— DATA EXTRACTS —
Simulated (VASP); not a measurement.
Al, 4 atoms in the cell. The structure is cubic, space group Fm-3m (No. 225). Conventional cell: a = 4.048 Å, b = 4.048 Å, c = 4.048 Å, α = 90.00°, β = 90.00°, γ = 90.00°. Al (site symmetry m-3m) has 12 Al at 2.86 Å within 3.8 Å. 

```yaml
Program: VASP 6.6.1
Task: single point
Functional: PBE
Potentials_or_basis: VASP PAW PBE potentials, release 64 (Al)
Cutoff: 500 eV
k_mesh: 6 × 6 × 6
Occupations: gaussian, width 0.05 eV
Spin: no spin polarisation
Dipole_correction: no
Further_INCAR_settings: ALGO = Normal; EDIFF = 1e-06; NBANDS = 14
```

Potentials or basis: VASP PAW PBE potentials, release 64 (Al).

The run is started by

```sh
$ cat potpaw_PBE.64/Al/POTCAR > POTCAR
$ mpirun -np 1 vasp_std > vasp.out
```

— ASSIGNED TASK —
The data, all of it, should be transcribed exactly.

— WORKED SOLUTION —
Simulated (VASP); not a measurement.
Al, 4 atoms in the cell. The structure is cubic, space group Fm-3m (No. 225). Conventional cell: a = 4.048 Å, b = 4.048 Å, c = 4.048 Å, α = 90.00°, β = 90.00°, γ = 90.00°. Al (site symmetry m-3m) has 12 Al at 2.86 Å within 3.8 Å. 

```yaml
Program: VASP 6.6.1
Task: single point
Functional: PBE
Potentials_or_basis: VASP PAW PBE potentials, release 64 (Al)
Cutoff: 500 eV
k_mesh: 6 × 6 × 6
Occupations: gaussian, width 0.05 eV
Spin: no spin polarisation
Dipole_correction: no
Further_INCAR_settings: ALGO = Normal; EDIFF = 1e-06; NBANDS = 14
```

Potentials or basis: VASP PAW PBE potentials, release 64 (Al).

The run is started by

```sh
$ cat potpaw_PBE.64/Al/POTCAR > POTCAR
$ mpirun -np 1 vasp_std > vasp.out
```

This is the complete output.